━━━━━━━━━━━━━━━━━━━━━━━━━━━━━━
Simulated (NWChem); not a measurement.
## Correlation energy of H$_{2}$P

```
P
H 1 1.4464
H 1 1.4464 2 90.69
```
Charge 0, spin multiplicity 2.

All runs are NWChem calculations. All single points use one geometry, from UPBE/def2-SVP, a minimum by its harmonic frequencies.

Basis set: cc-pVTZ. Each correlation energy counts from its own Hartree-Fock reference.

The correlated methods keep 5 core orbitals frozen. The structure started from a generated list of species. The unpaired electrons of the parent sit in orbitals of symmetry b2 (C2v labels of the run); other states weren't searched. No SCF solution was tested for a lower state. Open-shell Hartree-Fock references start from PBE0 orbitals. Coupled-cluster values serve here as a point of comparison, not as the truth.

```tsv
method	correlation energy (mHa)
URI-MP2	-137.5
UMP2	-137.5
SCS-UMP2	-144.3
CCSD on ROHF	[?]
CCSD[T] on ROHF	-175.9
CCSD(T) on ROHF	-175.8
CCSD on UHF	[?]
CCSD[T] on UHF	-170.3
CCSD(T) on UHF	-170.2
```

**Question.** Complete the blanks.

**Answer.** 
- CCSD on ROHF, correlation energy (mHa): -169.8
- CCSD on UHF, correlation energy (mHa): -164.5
━━━━━━━━━━━━━━━━━━━━━━━━━━━━━━

*WORK ORDER*.
From the data above, extract every line in its exact form.

*WRITTEN REPLY*.
Simulated (NWChem); not a measurement.
## Correlation energy of H$_{2}$P

```
P
H 1 1.4464
H 1 1.4464 2 90.69
```
Charge 0, spin multiplicity 2.

All runs are NWChem calculations. All single points use one geometry, from UPBE/def2-SVP, a minimum by its harmonic frequencies.

Basis set: cc-pVTZ. Each correlation energy counts from its own Hartree-Fock reference.

The correlated methods keep 5 core orbitals frozen. The structure started from a generated list of species. The unpaired electrons of the parent sit in orbitals of symmetry b2 (C2v labels of the run); other states weren't searched. No SCF solution was tested for a lower state. Open-shell Hartree-Fock references start from PBE0 orbitals. Coupled-cluster values serve here as a point of comparison, not as the truth.

```tsv
method	correlation energy (mHa)
URI-MP2	-137.5
UMP2	-137.5
SCS-UMP2	-144.3
CCSD on ROHF	[?]
CCSD[T] on ROHF	-175.9
CCSD(T) on ROHF	-175.8
CCSD on UHF	[?]
CCSD[T] on UHF	-170.3
CCSD(T) on UHF	-170.2
```

**Question.** Complete the blanks.

**Answer.** 
- CCSD on ROHF, correlation energy (mHa): -169.8
- CCSD on UHF, correlation energy (mHa): -164.5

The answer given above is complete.